# SUPPLIED ENTRIES
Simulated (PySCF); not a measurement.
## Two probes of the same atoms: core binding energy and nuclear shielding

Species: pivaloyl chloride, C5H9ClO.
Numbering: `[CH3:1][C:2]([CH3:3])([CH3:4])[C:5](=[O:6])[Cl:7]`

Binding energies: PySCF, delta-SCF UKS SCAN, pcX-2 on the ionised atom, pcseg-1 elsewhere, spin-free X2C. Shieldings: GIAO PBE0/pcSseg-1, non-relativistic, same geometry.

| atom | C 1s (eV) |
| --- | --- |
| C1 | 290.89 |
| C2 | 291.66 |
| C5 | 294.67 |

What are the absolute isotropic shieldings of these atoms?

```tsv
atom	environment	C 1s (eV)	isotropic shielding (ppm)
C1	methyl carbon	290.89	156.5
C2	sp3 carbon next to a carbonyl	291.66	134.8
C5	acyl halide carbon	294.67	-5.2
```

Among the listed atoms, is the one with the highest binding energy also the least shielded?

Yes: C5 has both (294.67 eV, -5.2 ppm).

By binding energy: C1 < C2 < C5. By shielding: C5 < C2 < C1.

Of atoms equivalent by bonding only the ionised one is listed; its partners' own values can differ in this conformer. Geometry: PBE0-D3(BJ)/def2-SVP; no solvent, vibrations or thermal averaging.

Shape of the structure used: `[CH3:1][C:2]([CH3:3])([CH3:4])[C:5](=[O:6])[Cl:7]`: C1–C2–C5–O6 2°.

# TASK ITEM
Quote the records above from their first line through the line containing "Binding energies: PySCF, delta-SCF", both ends included.

# TASK RESULT
Simulated (PySCF); not a measurement.
## Two probes of the same atoms: core binding energy and nuclear shielding

Species: pivaloyl chloride, C5H9ClO.
Numbering: `[CH3:1][C:2]([CH3:3])([CH3:4])[C:5](=[O:6])[Cl:7]`

Binding energies: PySCF, delta-SCF UKS SCAN, pcX-2 on the ionised atom, pcseg-1 elsewhere, spin-free X2C. Shieldings: GIAO PBE0/pcSseg-1, non-relativistic, same geometry.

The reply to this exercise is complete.